▶ **Assignment**: Keeping each word and mark in place, write out the full listing once more.

[Extracted material Boundary: Start]

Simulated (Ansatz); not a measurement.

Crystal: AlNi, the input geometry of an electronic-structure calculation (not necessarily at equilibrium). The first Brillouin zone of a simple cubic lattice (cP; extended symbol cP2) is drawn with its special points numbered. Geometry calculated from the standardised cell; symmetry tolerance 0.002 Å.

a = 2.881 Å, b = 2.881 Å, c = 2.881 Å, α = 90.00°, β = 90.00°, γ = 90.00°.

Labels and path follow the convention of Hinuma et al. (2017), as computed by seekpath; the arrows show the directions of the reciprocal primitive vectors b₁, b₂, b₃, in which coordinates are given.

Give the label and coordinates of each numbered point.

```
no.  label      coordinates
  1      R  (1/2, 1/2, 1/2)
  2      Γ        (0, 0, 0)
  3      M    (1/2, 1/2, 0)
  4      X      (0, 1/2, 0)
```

[Extracted material Boundary: End]

▶ **Exercise solution**:
Simulated (Ansatz); not a measurement.

Crystal: AlNi, the input geometry of an electronic-structure calculation (not necessarily at equilibrium). The first Brillouin zone of a simple cubic lattice (cP; extended symbol cP2) is drawn with its special points numbered. Geometry calculated from the standardised cell; symmetry tolerance 0.002 Å.

a = 2.881 Å, b = 2.881 Å, c = 2.881 Å, α = 90.00°, β = 90.00°, γ = 90.00°.

Labels and path follow the convention of Hinuma et al. (2017), as computed by seekpath; the arrows show the directions of the reciprocal primitive vectors b₁, b₂, b₃, in which coordinates are given.

Give the label and coordinates of each numbered point.

```
no.  label      coordinates
  1      R  (1/2, 1/2, 1/2)
  2      Γ        (0, 0, 0)
  3      M    (1/2, 1/2, 0)
  4      X      (0, 1/2, 0)
```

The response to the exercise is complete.